# Assignment
Lines from the beginning of the entries up to and including the one with "## Step 2: Relaxation" must be duplicated word for word; leave out all others.

# Records shown
====

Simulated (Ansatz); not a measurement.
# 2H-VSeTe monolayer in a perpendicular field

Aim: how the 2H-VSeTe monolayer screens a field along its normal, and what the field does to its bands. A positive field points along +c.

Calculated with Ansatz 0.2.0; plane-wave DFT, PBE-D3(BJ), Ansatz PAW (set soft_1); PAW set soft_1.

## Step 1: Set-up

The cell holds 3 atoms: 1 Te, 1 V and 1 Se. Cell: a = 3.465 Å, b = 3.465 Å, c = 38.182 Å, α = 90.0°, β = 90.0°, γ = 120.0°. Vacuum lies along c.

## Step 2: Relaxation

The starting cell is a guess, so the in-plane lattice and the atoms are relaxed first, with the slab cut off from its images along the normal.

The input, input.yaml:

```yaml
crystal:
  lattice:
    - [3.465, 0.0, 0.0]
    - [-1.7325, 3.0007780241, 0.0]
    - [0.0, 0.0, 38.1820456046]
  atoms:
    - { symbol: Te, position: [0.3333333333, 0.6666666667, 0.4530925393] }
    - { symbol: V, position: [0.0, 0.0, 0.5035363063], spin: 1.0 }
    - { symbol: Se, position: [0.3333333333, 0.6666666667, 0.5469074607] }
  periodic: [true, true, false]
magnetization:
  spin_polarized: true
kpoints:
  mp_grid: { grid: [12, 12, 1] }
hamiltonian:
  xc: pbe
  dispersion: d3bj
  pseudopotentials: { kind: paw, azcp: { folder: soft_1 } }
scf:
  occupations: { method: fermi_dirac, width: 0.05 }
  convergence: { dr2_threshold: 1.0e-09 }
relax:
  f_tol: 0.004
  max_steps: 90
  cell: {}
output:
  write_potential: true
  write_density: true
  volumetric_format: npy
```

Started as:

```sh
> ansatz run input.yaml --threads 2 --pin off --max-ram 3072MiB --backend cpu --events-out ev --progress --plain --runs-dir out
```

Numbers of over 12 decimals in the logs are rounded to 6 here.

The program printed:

====

# Response area
Simulated (Ansatz); not a measurement.
# 2H-VSeTe monolayer in a perpendicular field

Aim: how the 2H-VSeTe monolayer screens a field along its normal, and what the field does to its bands. A positive field points along +c.

Calculated with Ansatz 0.2.0; plane-wave DFT, PBE-D3(BJ), Ansatz PAW (set soft_1); PAW set soft_1.

## Step 1: Set-up

The cell holds 3 atoms: 1 Te, 1 V and 1 Se. Cell: a = 3.465 Å, b = 3.465 Å, c = 38.182 Å, α = 90.0°, β = 90.0°, γ = 120.0°. Vacuum lies along c.

## Step 2: Relaxation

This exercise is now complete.